» Assignment:
Every line of the listing should be repeated exactly.

↓

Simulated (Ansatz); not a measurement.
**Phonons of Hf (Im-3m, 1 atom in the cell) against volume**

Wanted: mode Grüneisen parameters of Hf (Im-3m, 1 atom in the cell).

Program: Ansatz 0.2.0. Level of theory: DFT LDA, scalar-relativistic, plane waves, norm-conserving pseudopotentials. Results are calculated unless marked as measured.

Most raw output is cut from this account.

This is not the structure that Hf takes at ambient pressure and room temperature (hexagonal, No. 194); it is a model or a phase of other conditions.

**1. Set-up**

↑

» Task output:
Simulated (Ansatz); not a measurement.
**Phonons of Hf (Im-3m, 1 atom in the cell) against volume**

Wanted: mode Grüneisen parameters of Hf (Im-3m, 1 atom in the cell).

Program: Ansatz 0.2.0. Level of theory: DFT LDA, scalar-relativistic, plane waves, norm-conserving pseudopotentials. Results are calculated unless marked as measured.

Most raw output is cut from this account.

This is not the structure that Hf takes at ambient pressure and room temperature (hexagonal, No. 194); it is a model or a phase of other conditions.

**1. Set-up**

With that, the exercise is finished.